| Brief |
When you reach the line containing "Level of theory: RKS" in the entries below, start writing out each line exactly, and stop after the line containing "Question: What is".

>>>>>

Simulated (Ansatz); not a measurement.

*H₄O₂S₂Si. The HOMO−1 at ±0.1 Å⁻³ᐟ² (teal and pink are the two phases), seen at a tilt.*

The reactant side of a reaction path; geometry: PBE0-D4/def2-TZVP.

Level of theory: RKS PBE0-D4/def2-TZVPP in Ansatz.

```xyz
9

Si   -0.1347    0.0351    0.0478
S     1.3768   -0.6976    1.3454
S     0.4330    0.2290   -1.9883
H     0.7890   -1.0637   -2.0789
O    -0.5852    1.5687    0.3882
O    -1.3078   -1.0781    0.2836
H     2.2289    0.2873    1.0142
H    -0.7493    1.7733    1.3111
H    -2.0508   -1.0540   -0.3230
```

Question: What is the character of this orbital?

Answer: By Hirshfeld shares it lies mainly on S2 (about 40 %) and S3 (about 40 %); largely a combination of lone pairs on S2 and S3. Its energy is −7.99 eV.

<<<<<

| Written response |
Level of theory: RKS PBE0-D4/def2-TZVPP in Ansatz.

```xyz
9

Si   -0.1347    0.0351    0.0478
S     1.3768   -0.6976    1.3454
S     0.4330    0.2290   -1.9883
H     0.7890   -1.0637   -2.0789
O    -0.5852    1.5687    0.3882
O    -1.3078   -1.0781    0.2836
H     2.2289    0.2873    1.0142
H    -0.7493    1.7733    1.3111
H    -2.0508   -1.0540   -0.3230
```

Question: What is the character of this orbital?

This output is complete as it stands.